• [Work request]:
Could you print every record below exactly as it appears?

• [Extracted records]:
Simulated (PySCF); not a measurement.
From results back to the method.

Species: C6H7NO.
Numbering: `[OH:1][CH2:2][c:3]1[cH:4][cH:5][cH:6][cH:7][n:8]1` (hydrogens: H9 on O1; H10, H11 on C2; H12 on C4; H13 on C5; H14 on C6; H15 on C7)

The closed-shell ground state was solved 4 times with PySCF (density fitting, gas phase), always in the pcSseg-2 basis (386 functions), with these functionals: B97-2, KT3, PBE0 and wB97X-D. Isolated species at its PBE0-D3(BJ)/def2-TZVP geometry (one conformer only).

• [Written reply]:
Simulated (PySCF); not a measurement.
From results back to the method.

Species: C6H7NO.
Numbering: `[OH:1][CH2:2][c:3]1[cH:4][cH:5][cH:6][cH:7][n:8]1` (hydrogens: H9 on O1; H10, H11 on C2; H12 on C4; H13 on C5; H14 on C6; H15 on C7)

The closed-shell ground state was solved 4 times with PySCF (density fitting, gas phase), always in the pcSseg-2 basis (386 functions), with these functionals: B97-2, KT3, PBE0 and wB97X-D. Isolated species at its PBE0-D3(BJ)/def2-TZVP geometry (one conformer only).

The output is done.